| Exercise |
Transcribe the data below in full, exactly.

• • • •

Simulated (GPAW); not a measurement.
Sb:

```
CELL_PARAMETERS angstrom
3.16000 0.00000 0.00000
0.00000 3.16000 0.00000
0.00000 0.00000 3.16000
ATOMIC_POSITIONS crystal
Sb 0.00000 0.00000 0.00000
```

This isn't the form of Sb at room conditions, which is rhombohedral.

• • • •

| Exercise result |
Simulated (GPAW); not a measurement.
Sb:

```
CELL_PARAMETERS angstrom
3.16000 0.00000 0.00000
0.00000 3.16000 0.00000
0.00000 0.00000 3.16000
ATOMIC_POSITIONS crystal
Sb 0.00000 0.00000 0.00000
```

This isn't the form of Sb at room conditions, which is rhombohedral.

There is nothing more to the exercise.